• _Dataset content_:
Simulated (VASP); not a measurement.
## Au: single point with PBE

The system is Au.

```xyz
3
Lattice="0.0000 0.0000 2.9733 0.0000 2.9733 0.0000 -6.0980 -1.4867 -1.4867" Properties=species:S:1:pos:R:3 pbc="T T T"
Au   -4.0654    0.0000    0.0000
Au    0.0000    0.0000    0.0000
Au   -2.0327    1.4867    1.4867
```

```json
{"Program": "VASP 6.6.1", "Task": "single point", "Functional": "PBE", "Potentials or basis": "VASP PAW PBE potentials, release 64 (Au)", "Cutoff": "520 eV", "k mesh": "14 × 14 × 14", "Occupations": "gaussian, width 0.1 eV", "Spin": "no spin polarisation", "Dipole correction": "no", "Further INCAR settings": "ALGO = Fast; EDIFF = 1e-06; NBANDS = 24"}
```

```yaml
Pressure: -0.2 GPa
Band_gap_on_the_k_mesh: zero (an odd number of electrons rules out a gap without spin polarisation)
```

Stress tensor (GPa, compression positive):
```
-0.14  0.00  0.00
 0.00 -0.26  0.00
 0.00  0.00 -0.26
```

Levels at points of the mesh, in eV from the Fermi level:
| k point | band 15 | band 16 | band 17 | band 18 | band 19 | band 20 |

• _Work item_:
Retype the records above exactly, from their first line through the line that contains "Stress tensor (GPa, compression", and stop there.

• _Exercise result_:
Simulated (VASP); not a measurement.
## Au: single point with PBE

The system is Au.

```xyz
3
Lattice="0.0000 0.0000 2.9733 0.0000 2.9733 0.0000 -6.0980 -1.4867 -1.4867" Properties=species:S:1:pos:R:3 pbc="T T T"
Au   -4.0654    0.0000    0.0000
Au    0.0000    0.0000    0.0000
Au   -2.0327    1.4867    1.4867
```

```json
{"Program": "VASP 6.6.1", "Task": "single point", "Functional": "PBE", "Potentials or basis": "VASP PAW PBE potentials, release 64 (Au)", "Cutoff": "520 eV", "k mesh": "14 × 14 × 14", "Occupations": "gaussian, width 0.1 eV", "Spin": "no spin polarisation", "Dipole correction": "no", "Further INCAR settings": "ALGO = Fast; EDIFF = 1e-06; NBANDS = 24"}
```

```yaml
Pressure: -0.2 GPa
Band_gap_on_the_k_mesh: zero (an odd number of electrons rules out a gap without spin polarisation)
```

Stress tensor (GPa, compression positive):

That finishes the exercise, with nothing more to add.